▸ Record set:
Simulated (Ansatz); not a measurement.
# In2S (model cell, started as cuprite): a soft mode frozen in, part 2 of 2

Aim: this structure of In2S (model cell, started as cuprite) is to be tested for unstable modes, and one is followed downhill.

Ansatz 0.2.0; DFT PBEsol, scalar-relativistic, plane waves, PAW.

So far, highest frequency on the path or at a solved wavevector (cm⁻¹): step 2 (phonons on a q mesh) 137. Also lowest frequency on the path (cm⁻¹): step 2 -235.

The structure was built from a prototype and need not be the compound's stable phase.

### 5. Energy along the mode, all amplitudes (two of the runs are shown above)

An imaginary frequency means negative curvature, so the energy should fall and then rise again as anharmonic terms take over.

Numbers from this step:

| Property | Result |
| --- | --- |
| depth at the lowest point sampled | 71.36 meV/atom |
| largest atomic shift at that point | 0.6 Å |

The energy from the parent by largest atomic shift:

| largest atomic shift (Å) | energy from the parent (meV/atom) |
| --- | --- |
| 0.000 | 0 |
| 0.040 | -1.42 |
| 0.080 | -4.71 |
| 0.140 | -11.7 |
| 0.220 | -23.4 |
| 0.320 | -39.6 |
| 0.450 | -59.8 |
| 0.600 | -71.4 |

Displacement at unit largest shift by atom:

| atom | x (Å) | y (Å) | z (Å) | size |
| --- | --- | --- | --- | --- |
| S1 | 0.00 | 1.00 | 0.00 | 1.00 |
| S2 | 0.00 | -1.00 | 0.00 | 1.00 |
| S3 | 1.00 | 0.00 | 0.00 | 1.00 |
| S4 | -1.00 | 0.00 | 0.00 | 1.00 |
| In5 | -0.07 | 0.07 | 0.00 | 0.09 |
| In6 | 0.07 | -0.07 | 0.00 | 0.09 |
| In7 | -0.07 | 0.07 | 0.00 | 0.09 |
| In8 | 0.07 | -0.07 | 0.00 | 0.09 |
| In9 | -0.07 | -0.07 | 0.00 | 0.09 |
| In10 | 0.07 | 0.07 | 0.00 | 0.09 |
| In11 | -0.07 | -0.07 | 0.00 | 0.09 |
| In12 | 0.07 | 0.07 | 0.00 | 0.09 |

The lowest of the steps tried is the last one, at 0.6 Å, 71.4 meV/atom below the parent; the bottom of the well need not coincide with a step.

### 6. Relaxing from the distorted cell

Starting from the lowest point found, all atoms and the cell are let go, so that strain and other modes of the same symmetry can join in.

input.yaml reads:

▸ Required action: The expected output is exactly the lines of the listing above between the line holding "The structure was" and the line holding "0.000 | 0 |", inclusive.

▸ Exercise answer:
The structure was built from a prototype and need not be the compound's stable phase.

### 5. Energy along the mode, all amplitudes (two of the runs are shown above)

An imaginary frequency means negative curvature, so the energy should fall and then rise again as anharmonic terms take over.

Numbers from this step:

| Property | Result |
| --- | --- |
| depth at the lowest point sampled | 71.36 meV/atom |
| largest atomic shift at that point | 0.6 Å |

The energy from the parent by largest atomic shift:

| largest atomic shift (Å) | energy from the parent (meV/atom) |
| --- | --- |
| 0.000 | 0 |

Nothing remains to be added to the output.